**ASSIGNED TASK:**
Output exactly the first line of the listing and each line after it, through the line that contains "Computed with PySCF, TDDFT"; add nothing else.

**DATA EXTRACT:**
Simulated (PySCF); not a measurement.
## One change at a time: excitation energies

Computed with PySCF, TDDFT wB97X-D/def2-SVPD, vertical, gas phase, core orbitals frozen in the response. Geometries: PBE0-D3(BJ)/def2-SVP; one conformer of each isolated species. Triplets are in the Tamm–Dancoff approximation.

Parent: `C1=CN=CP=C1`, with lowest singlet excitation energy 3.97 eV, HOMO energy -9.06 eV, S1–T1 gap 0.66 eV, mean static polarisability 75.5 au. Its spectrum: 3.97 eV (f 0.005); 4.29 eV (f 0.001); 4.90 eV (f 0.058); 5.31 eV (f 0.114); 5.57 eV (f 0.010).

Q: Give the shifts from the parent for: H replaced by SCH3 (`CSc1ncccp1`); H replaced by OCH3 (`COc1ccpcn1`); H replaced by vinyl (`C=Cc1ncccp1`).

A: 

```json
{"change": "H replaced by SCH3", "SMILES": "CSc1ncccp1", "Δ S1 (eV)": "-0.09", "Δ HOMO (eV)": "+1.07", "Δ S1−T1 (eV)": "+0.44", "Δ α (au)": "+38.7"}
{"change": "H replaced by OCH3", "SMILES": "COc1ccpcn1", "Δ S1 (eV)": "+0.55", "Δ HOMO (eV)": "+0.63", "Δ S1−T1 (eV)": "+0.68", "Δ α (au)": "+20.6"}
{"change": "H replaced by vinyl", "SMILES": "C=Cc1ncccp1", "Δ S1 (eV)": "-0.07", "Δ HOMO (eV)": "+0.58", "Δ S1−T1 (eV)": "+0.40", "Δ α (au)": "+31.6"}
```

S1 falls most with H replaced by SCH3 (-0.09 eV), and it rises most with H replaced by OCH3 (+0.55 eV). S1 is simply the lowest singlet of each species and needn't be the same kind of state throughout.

**TASK OUTPUT:**
Simulated (PySCF); not a measurement.
## One change at a time: excitation energies

Computed with PySCF, TDDFT wB97X-D/def2-SVPD, vertical, gas phase, core orbitals frozen in the response. Geometries: PBE0-D3(BJ)/def2-SVP; one conformer of each isolated species. Triplets are in the Tamm–Dancoff approximation.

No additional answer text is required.